*RECORDED INFORMATION:*
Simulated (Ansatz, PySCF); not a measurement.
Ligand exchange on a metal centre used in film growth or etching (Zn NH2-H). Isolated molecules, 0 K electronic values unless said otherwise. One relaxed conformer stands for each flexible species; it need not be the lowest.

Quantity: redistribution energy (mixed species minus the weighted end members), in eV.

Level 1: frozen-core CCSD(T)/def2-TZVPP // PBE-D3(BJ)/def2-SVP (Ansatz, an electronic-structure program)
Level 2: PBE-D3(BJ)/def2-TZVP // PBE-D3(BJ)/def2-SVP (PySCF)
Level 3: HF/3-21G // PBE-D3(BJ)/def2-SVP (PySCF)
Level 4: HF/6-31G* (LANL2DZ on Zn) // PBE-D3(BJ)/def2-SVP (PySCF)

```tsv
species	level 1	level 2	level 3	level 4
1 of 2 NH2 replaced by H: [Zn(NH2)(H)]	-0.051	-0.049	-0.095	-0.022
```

*WORK TASK:*
Look above and repeat, character for character, the lines from the first one to the line with "Level 3: HF/3-21G", counting both.

*ANSWER AREA:*
Simulated (Ansatz, PySCF); not a measurement.
Ligand exchange on a metal centre used in film growth or etching (Zn NH2-H). Isolated molecules, 0 K electronic values unless said otherwise. One relaxed conformer stands for each flexible species; it need not be the lowest.

Quantity: redistribution energy (mixed species minus the weighted end members), in eV.

Level 1: frozen-core CCSD(T)/def2-TZVPP // PBE-D3(BJ)/def2-SVP (Ansatz, an electronic-structure program)
Level 2: PBE-D3(BJ)/def2-TZVP // PBE-D3(BJ)/def2-SVP (PySCF)
Level 3: HF/3-21G // PBE-D3(BJ)/def2-SVP (PySCF)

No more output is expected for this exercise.